Task item — Reproduce, please, only the lines from the first line below to the line containing "Result: A force", inclusive.

Entries shown —
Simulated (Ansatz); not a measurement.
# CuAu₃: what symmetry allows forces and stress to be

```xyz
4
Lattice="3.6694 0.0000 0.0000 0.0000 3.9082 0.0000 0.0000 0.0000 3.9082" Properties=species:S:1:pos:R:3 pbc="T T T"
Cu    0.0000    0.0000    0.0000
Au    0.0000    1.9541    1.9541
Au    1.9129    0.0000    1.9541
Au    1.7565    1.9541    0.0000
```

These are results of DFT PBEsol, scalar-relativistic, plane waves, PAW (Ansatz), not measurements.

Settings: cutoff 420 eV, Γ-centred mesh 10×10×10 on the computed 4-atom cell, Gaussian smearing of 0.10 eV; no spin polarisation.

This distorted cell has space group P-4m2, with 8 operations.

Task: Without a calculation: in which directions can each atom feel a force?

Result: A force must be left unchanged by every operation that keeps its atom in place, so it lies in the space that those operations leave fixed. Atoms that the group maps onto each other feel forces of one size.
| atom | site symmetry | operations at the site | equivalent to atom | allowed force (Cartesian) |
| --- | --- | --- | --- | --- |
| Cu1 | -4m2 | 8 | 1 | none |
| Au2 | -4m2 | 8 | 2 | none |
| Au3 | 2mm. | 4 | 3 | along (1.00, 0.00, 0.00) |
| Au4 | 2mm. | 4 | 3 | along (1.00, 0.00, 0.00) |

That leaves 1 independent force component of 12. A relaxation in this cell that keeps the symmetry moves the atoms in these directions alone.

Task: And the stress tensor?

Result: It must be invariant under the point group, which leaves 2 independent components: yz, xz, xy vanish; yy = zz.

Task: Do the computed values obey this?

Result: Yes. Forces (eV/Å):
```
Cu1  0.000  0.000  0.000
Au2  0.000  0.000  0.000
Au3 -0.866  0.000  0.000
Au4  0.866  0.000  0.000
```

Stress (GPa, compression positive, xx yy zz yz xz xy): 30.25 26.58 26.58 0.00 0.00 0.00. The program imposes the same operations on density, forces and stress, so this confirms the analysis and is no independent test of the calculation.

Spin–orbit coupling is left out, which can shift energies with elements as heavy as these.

Answer section —
Simulated (Ansatz); not a measurement.
# CuAu₃: what symmetry allows forces and stress to be

```xyz
4
Lattice="3.6694 0.0000 0.0000 0.0000 3.9082 0.0000 0.0000 0.0000 3.9082" Properties=species:S:1:pos:R:3 pbc="T T T"
Cu    0.0000    0.0000    0.0000
Au    0.0000    1.9541    1.9541
Au    1.9129    0.0000    1.9541
Au    1.7565    1.9541    0.0000
```

These are results of DFT PBEsol, scalar-relativistic, plane waves, PAW (Ansatz), not measurements.

Settings: cutoff 420 eV, Γ-centred mesh 10×10×10 on the computed 4-atom cell, Gaussian smearing of 0.10 eV; no spin polarisation.

This distorted cell has space group P-4m2, with 8 operations.

Task: Without a calculation: in which directions can each atom feel a force?

Result: A force must be left unchanged by every operation that keeps its atom in place, so it lies in the space that those operations leave fixed. Atoms that the group maps onto each other feel forces of one size.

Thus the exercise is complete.